>>>>

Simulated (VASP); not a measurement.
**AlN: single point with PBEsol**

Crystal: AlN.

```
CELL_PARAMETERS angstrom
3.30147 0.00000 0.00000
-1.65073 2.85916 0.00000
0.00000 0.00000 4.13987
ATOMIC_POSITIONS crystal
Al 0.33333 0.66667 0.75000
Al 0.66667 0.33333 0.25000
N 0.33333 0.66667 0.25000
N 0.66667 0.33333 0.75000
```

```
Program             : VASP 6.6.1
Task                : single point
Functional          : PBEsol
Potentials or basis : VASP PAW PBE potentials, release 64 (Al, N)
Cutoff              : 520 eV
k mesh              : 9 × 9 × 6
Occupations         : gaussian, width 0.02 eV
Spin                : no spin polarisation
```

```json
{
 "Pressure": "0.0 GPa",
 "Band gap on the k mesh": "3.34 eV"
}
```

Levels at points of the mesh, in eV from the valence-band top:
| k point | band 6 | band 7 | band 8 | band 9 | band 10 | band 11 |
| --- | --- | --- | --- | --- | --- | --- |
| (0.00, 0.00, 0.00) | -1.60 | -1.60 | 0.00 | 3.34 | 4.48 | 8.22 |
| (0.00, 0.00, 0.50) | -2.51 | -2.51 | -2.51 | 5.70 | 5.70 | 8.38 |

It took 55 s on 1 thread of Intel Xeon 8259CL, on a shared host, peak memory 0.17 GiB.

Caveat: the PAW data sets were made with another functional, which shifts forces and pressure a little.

<<<<

(ACTION ITEM): Your output should consist solely of the lines from the beginning of the entries through the line containing "It took 55 s", reproduced exactly.

(YOUR RESPONSE):
Simulated (VASP); not a measurement.
**AlN: single point with PBEsol**

Crystal: AlN.

```
CELL_PARAMETERS angstrom
3.30147 0.00000 0.00000
-1.65073 2.85916 0.00000
0.00000 0.00000 4.13987
ATOMIC_POSITIONS crystal
Al 0.33333 0.66667 0.75000
Al 0.66667 0.33333 0.25000
N 0.33333 0.66667 0.25000
N 0.66667 0.33333 0.75000
```

```
Program             : VASP 6.6.1
Task                : single point
Functional          : PBEsol
Potentials or basis : VASP PAW PBE potentials, release 64 (Al, N)
Cutoff              : 520 eV
k mesh              : 9 × 9 × 6
Occupations         : gaussian, width 0.02 eV
Spin                : no spin polarisation
```

```json
{
 "Pressure": "0.0 GPa",
 "Band gap on the k mesh": "3.34 eV"
}
```

Levels at points of the mesh, in eV from the valence-band top:
| k point | band 6 | band 7 | band 8 | band 9 | band 10 | band 11 |
| --- | --- | --- | --- | --- | --- | --- |
| (0.00, 0.00, 0.00) | -1.60 | -1.60 | 0.00 | 3.34 | 4.48 | 8.22 |
| (0.00, 0.00, 0.50) | -2.51 | -2.51 | -2.51 | 5.70 | 5.70 | 8.38 |

It took 55 s on 1 thread of Intel Xeon 8259CL, on a shared host, peak memory 0.17 GiB.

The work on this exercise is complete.